Supplied records:
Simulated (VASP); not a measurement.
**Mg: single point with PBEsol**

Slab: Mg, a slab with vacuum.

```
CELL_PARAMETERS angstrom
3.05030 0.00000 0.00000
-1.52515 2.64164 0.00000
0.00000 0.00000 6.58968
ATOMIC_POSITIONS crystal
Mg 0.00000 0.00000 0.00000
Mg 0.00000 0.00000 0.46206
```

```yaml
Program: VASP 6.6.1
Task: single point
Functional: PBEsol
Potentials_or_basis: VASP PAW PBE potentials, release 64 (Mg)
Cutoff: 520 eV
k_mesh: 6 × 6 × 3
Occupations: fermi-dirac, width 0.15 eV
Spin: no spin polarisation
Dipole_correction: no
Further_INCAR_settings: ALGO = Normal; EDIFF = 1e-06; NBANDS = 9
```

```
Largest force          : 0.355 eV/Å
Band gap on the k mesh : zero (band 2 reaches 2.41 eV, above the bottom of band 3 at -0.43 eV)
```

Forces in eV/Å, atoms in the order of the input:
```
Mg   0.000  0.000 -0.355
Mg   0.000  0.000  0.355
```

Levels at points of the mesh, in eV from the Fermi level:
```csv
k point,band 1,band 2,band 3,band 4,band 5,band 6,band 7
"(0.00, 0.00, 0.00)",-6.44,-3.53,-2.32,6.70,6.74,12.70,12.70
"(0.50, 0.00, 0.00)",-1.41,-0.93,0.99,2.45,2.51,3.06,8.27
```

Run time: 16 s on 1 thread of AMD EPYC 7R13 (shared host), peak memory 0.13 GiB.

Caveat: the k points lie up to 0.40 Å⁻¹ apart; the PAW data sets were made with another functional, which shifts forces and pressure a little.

Work request:
In the listing above, please copy exactly the lines from the first through the one that contains "Run time: 16", and no others.

Written solution:
Simulated (VASP); not a measurement.
**Mg: single point with PBEsol**

Slab: Mg, a slab with vacuum.

```
CELL_PARAMETERS angstrom
3.05030 0.00000 0.00000
-1.52515 2.64164 0.00000
0.00000 0.00000 6.58968
ATOMIC_POSITIONS crystal
Mg 0.00000 0.00000 0.00000
Mg 0.00000 0.00000 0.46206
```

```yaml
Program: VASP 6.6.1
Task: single point
Functional: PBEsol
Potentials_or_basis: VASP PAW PBE potentials, release 64 (Mg)
Cutoff: 520 eV
k_mesh: 6 × 6 × 3
Occupations: fermi-dirac, width 0.15 eV
Spin: no spin polarisation
Dipole_correction: no
Further_INCAR_settings: ALGO = Normal; EDIFF = 1e-06; NBANDS = 9
```

```
Largest force          : 0.355 eV/Å
Band gap on the k mesh : zero (band 2 reaches 2.41 eV, above the bottom of band 3 at -0.43 eV)
```

Forces in eV/Å, atoms in the order of the input:
```
Mg   0.000  0.000 -0.355
Mg   0.000  0.000  0.355
```

Levels at points of the mesh, in eV from the Fermi level:
```csv
k point,band 1,band 2,band 3,band 4,band 5,band 6,band 7
"(0.00, 0.00, 0.00)",-6.44,-3.53,-2.32,6.70,6.74,12.70,12.70
"(0.50, 0.00, 0.00)",-1.41,-0.93,0.99,2.45,2.51,3.06,8.27
```

Run time: 16 s on 1 thread of AMD EPYC 7R13 (shared host), peak memory 0.13 GiB.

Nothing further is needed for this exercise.